Your answer should be the records, restated word for word.

--------
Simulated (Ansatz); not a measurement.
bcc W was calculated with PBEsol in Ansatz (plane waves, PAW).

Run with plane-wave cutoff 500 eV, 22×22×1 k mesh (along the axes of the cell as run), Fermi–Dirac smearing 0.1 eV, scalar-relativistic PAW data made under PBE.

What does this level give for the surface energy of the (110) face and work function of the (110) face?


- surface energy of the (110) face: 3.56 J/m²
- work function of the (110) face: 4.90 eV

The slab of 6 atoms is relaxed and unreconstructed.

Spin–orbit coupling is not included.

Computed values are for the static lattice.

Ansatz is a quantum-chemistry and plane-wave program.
--------

> _Written response_
Simulated (Ansatz); not a measurement.
bcc W was calculated with PBEsol in Ansatz (plane waves, PAW).

Run with plane-wave cutoff 500 eV, 22×22×1 k mesh (along the axes of the cell as run), Fermi–Dirac smearing 0.1 eV, scalar-relativistic PAW data made under PBE.

What does this level give for the surface energy of the (110) face and work function of the (110) face?


- surface energy of the (110) face: 3.56 J/m²
- work function of the (110) face: 4.90 eV

The slab of 6 atoms is relaxed and unreconstructed.

Spin–orbit coupling is not included.

Computed values are for the static lattice.

Ansatz is a quantum-chemistry and plane-wave program.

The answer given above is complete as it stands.